▸ **Work item**:
Nothing but an exact repeat of the entries below should appear in your answer.

▸ **Provided data**:
══════════

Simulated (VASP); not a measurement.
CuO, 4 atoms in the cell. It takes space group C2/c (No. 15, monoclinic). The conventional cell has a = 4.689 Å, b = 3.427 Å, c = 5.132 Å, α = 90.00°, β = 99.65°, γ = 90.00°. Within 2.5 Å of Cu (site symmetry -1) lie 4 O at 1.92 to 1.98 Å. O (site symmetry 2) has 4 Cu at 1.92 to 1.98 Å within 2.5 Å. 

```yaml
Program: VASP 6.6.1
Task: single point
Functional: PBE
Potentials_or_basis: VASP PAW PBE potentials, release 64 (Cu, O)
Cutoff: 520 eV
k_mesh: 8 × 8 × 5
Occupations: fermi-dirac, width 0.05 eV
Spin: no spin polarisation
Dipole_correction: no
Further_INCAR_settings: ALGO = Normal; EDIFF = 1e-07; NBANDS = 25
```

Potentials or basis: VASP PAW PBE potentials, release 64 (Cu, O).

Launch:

══════════

▸ **Written answer**:
Simulated (VASP); not a measurement.
CuO, 4 atoms in the cell. It takes space group C2/c (No. 15, monoclinic). The conventional cell has a = 4.689 Å, b = 3.427 Å, c = 5.132 Å, α = 90.00°, β = 99.65°, γ = 90.00°. Within 2.5 Å of Cu (site symmetry -1) lie 4 O at 1.92 to 1.98 Å. O (site symmetry 2) has 4 Cu at 1.92 to 1.98 Å within 2.5 Å. 

```yaml
Program: VASP 6.6.1
Task: single point
Functional: PBE
Potentials_or_basis: VASP PAW PBE potentials, release 64 (Cu, O)
Cutoff: 520 eV
k_mesh: 8 × 8 × 5
Occupations: fermi-dirac, width 0.05 eV
Spin: no spin polarisation
Dipole_correction: no
Further_INCAR_settings: ALGO = Normal; EDIFF = 1e-07; NBANDS = 25
```

Potentials or basis: VASP PAW PBE potentials, release 64 (Cu, O).

Launch:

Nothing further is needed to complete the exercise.